Reproduce each entry exactly as written.

>>>>

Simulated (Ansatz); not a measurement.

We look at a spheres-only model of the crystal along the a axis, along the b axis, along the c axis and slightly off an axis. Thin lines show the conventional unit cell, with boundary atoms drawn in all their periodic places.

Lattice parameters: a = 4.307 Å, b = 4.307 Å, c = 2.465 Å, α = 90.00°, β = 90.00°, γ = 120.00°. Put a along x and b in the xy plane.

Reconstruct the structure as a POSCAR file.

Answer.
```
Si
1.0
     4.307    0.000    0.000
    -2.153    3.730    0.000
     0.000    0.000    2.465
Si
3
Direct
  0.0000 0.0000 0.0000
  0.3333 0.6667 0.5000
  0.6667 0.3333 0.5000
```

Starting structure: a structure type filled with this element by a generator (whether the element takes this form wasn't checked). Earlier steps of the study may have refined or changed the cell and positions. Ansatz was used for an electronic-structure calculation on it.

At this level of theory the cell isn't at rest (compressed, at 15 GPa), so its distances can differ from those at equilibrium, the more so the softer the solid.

<<<<

[Answer space]
Simulated (Ansatz); not a measurement.

We look at a spheres-only model of the crystal along the a axis, along the b axis, along the c axis and slightly off an axis. Thin lines show the conventional unit cell, with boundary atoms drawn in all their periodic places.

Lattice parameters: a = 4.307 Å, b = 4.307 Å, c = 2.465 Å, α = 90.00°, β = 90.00°, γ = 120.00°. Put a along x and b in the xy plane.

Reconstruct the structure as a POSCAR file.

Answer.
```
Si
1.0
     4.307    0.000    0.000
    -2.153    3.730    0.000
     0.000    0.000    2.465
Si
3
Direct
  0.0000 0.0000 0.0000
  0.3333 0.6667 0.5000
  0.6667 0.3333 0.5000
```

Starting structure: a structure type filled with this element by a generator (whether the element takes this form wasn't checked). Earlier steps of the study may have refined or changed the cell and positions. Ansatz was used for an electronic-structure calculation on it.

At this level of theory the cell isn't at rest (compressed, at 15 GPa), so its distances can differ from those at equilibrium, the more so the softer the solid.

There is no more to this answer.